⟨
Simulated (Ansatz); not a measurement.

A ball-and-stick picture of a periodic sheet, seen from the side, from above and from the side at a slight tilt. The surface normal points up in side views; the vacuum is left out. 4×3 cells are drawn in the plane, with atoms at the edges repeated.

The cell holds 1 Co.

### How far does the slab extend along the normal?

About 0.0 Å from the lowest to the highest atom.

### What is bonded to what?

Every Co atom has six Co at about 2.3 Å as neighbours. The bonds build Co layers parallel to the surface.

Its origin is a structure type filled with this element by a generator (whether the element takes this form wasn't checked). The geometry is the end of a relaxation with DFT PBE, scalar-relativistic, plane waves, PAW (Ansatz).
⟩

ACTION ITEM:
Repeat the entries above exactly, beginning at their first line and ending with the line that contains "Every Co atom", with nothing added.

WRITTEN ANSWER:
Simulated (Ansatz); not a measurement.

A ball-and-stick picture of a periodic sheet, seen from the side, from above and from the side at a slight tilt. The surface normal points up in side views; the vacuum is left out. 4×3 cells are drawn in the plane, with atoms at the edges repeated.

The cell holds 1 Co.

### How far does the slab extend along the normal?

About 0.0 Å from the lowest to the highest atom.

### What is bonded to what?

Every Co atom has six Co at about 2.3 Å as neighbours. The bonds build Co layers parallel to the surface.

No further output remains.